*Action item*
Print the data below exactly, but only the lines from the one containing "Forces in eV/Å, atoms" down to the one containing "Levels at points", inclusive.

Start of Records provided

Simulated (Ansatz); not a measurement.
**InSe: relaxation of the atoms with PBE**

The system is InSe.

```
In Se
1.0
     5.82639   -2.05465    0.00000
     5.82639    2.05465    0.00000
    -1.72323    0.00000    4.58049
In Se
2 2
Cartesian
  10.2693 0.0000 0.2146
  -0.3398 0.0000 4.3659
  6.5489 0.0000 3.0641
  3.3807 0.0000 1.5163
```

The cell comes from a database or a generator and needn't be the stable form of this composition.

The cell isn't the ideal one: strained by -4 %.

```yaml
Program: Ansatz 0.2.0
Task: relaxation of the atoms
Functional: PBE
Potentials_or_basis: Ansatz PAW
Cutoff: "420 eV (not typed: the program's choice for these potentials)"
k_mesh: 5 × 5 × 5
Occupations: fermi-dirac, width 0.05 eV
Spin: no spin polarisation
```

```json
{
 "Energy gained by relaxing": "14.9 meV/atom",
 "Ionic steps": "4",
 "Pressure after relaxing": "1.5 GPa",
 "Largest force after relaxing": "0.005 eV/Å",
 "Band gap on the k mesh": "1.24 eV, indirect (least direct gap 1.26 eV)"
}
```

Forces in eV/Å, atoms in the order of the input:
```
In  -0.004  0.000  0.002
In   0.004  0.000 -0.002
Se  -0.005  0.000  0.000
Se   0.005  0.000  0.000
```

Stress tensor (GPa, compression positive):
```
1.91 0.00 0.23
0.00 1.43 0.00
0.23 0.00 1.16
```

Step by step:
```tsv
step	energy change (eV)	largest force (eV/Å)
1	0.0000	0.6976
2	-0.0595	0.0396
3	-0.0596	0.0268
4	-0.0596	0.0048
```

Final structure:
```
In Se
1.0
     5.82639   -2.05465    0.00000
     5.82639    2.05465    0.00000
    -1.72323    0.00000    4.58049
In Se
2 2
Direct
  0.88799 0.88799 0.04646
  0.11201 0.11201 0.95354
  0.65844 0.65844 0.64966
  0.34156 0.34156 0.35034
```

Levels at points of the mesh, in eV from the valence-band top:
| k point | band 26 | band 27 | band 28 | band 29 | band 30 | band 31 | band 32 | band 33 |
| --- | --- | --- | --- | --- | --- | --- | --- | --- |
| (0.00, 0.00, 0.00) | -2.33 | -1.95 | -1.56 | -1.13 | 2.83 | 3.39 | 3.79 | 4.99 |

End of Records provided

*Response box*
Forces in eV/Å, atoms in the order of the input:
```
In  -0.004  0.000  0.002
In   0.004  0.000 -0.002
Se  -0.005  0.000  0.000
Se   0.005  0.000  0.000
```

Stress tensor (GPa, compression positive):
```
1.91 0.00 0.23
0.00 1.43 0.00
0.23 0.00 1.16
```

Step by step:
```tsv
step	energy change (eV)	largest force (eV/Å)
1	0.0000	0.6976
2	-0.0595	0.0396
3	-0.0596	0.0268
4	-0.0596	0.0048
```

Final structure:
```
In Se
1.0
     5.82639   -2.05465    0.00000
     5.82639    2.05465    0.00000
    -1.72323    0.00000    4.58049
In Se
2 2
Direct
  0.88799 0.88799 0.04646
  0.11201 0.11201 0.95354
  0.65844 0.65844 0.64966
  0.34156 0.34156 0.35034
```

Levels at points of the mesh, in eV from the valence-band top:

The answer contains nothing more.